Start of EXTRACTED RECORDS

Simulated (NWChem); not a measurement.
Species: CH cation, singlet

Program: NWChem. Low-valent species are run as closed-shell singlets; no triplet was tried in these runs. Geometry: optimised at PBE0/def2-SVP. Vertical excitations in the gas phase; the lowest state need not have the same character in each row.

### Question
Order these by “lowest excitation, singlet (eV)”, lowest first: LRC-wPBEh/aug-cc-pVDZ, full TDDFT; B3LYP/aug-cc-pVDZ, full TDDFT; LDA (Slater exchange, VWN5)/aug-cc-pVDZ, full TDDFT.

End of EXTRACTED RECORDS

BRIEF
Repeat the lines above with every word intact.

TASK RESPONSE
Simulated (NWChem); not a measurement.
Species: CH cation, singlet

Program: NWChem. Low-valent species are run as closed-shell singlets; no triplet was tried in these runs. Geometry: optimised at PBE0/def2-SVP. Vertical excitations in the gas phase; the lowest state need not have the same character in each row.

### Question
Order these by “lowest excitation, singlet (eV)”, lowest first: LRC-wPBEh/aug-cc-pVDZ, full TDDFT; B3LYP/aug-cc-pVDZ, full TDDFT; LDA (Slater exchange, VWN5)/aug-cc-pVDZ, full TDDFT.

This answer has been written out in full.